REQUIRED ACTION:
Output the listing exactly, leaving nothing out.

DATASET RECORDS:
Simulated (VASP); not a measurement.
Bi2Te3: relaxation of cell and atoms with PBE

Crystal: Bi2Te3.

REPLY:
Simulated (VASP); not a measurement.
Bi2Te3: relaxation of cell and atoms with PBE

Crystal: Bi2Te3.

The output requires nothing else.